- Opening Delimiter -
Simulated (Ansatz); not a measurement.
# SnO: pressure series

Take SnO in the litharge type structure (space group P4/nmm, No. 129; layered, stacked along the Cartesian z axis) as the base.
- Closing Delimiter -

▶ [Exercise]: Type out the entire listing again, matching every line exactly.

▶ [Task response]:
Simulated (Ansatz); not a measurement.
# SnO: pressure series

Take SnO in the litharge type structure (space group P4/nmm, No. 129; layered, stacked along the Cartesian z axis) as the base.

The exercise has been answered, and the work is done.